* * * * * * *

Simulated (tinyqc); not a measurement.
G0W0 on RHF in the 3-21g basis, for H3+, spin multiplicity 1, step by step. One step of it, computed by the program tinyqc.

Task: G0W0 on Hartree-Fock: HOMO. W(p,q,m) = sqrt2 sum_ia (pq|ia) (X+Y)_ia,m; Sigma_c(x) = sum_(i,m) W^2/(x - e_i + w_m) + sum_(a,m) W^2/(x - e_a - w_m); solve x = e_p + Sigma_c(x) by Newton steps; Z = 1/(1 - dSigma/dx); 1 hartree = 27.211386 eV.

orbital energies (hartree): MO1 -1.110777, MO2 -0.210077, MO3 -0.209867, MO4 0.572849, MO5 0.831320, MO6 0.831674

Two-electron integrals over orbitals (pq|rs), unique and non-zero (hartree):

* * * * * * *

Assignment: All of the data above should be reproduced word for word.

Written reply:
Simulated (tinyqc); not a measurement.
G0W0 on RHF in the 3-21g basis, for H3+, spin multiplicity 1, step by step. One step of it, computed by the program tinyqc.

Task: G0W0 on Hartree-Fock: HOMO. W(p,q,m) = sqrt2 sum_ia (pq|ia) (X+Y)_ia,m; Sigma_c(x) = sum_(i,m) W^2/(x - e_i + w_m) + sum_(a,m) W^2/(x - e_a - w_m); solve x = e_p + Sigma_c(x) by Newton steps; Z = 1/(1 - dSigma/dx); 1 hartree = 27.211386 eV.

orbital energies (hartree): MO1 -1.110777, MO2 -0.210077, MO3 -0.209867, MO4 0.572849, MO5 0.831320, MO6 0.831674

Two-electron integrals over orbitals (pq|rs), unique and non-zero (hartree):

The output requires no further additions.